• Requirement: Your output should be the lines from the start of the data through the line containing "Successive ionisation energies", exactly and nothing more.

+---+

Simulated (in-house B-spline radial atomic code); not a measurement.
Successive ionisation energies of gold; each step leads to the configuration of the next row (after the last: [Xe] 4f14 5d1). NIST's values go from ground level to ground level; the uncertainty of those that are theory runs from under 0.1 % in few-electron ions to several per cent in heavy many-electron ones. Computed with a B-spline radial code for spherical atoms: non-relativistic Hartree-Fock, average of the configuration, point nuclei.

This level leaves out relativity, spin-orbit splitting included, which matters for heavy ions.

+---+

• Exercise output:
Simulated (in-house B-spline radial atomic code); not a measurement.
Successive ionisation energies of gold; each step leads to the configuration of the next row (after the last: [Xe] 4f14 5d1). NIST's values go from ground level to ground level; the uncertainty of those that are theory runs from under 0.1 % in few-electron ions to several per cent in heavy many-electron ones. Computed with a B-spline radial code for spherical atoms: non-relativistic Hartree-Fock, average of the configuration, point nuclei.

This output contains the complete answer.